WORK REQUEST => Take the lines below from the first through the one that contains "the wrong order." and copy them exactly.

************
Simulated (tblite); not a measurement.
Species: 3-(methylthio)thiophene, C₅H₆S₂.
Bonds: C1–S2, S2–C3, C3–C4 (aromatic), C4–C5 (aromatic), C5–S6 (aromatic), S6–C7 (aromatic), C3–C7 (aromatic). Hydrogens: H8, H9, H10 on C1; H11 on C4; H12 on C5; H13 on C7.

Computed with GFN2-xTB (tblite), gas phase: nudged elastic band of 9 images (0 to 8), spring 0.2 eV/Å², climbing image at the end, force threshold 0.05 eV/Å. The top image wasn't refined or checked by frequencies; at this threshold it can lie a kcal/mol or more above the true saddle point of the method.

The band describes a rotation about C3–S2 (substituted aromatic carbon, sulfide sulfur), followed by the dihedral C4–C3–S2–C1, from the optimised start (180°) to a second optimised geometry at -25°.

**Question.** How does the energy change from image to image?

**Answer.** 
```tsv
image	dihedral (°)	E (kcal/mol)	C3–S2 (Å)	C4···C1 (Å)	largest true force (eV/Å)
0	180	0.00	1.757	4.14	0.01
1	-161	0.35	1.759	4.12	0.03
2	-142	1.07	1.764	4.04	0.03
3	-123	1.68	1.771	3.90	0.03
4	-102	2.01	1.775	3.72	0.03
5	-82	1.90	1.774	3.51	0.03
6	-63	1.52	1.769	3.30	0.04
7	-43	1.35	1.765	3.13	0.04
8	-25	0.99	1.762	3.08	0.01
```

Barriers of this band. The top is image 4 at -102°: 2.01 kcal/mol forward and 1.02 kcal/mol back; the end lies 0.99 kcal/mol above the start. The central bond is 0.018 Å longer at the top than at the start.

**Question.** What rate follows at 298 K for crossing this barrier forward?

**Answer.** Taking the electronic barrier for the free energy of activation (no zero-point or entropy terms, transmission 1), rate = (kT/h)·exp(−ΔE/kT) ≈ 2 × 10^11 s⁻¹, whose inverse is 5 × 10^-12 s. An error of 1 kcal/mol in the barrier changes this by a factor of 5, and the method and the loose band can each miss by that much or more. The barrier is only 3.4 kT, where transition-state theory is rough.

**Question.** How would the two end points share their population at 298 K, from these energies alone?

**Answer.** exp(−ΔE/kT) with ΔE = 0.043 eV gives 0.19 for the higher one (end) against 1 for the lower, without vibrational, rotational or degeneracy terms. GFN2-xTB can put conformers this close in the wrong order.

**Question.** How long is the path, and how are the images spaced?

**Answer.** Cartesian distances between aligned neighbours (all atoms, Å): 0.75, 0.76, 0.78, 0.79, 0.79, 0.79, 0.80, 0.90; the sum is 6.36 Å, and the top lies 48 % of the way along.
************

WRITTEN SOLUTION =>
Simulated (tblite); not a measurement.
Species: 3-(methylthio)thiophene, C₅H₆S₂.
Bonds: C1–S2, S2–C3, C3–C4 (aromatic), C4–C5 (aromatic), C5–S6 (aromatic), S6–C7 (aromatic), C3–C7 (aromatic). Hydrogens: H8, H9, H10 on C1; H11 on C4; H12 on C5; H13 on C7.

Computed with GFN2-xTB (tblite), gas phase: nudged elastic band of 9 images (0 to 8), spring 0.2 eV/Å², climbing image at the end, force threshold 0.05 eV/Å. The top image wasn't refined or checked by frequencies; at this threshold it can lie a kcal/mol or more above the true saddle point of the method.

The band describes a rotation about C3–S2 (substituted aromatic carbon, sulfide sulfur), followed by the dihedral C4–C3–S2–C1, from the optimised start (180°) to a second optimised geometry at -25°.

**Question.** How does the energy change from image to image?

**Answer.** 
```tsv
image	dihedral (°)	E (kcal/mol)	C3–S2 (Å)	C4···C1 (Å)	largest true force (eV/Å)
0	180	0.00	1.757	4.14	0.01
1	-161	0.35	1.759	4.12	0.03
2	-142	1.07	1.764	4.04	0.03
3	-123	1.68	1.771	3.90	0.03
4	-102	2.01	1.775	3.72	0.03
5	-82	1.90	1.774	3.51	0.03
6	-63	1.52	1.769	3.30	0.04
7	-43	1.35	1.765	3.13	0.04
8	-25	0.99	1.762	3.08	0.01
```

Barriers of this band. The top is image 4 at -102°: 2.01 kcal/mol forward and 1.02 kcal/mol back; the end lies 0.99 kcal/mol above the start. The central bond is 0.018 Å longer at the top than at the start.

**Question.** What rate follows at 298 K for crossing this barrier forward?

**Answer.** Taking the electronic barrier for the free energy of activation (no zero-point or entropy terms, transmission 1), rate = (kT/h)·exp(−ΔE/kT) ≈ 2 × 10^11 s⁻¹, whose inverse is 5 × 10^-12 s. An error of 1 kcal/mol in the barrier changes this by a factor of 5, and the method and the loose band can each miss by that much or more. The barrier is only 3.4 kT, where transition-state theory is rough.

**Question.** How would the two end points share their population at 298 K, from these energies alone?

**Answer.** exp(−ΔE/kT) with ΔE = 0.043 eV gives 0.19 for the higher one (end) against 1 for the lower, without vibrational, rotational or degeneracy terms. GFN2-xTB can put conformers this close in the wrong order.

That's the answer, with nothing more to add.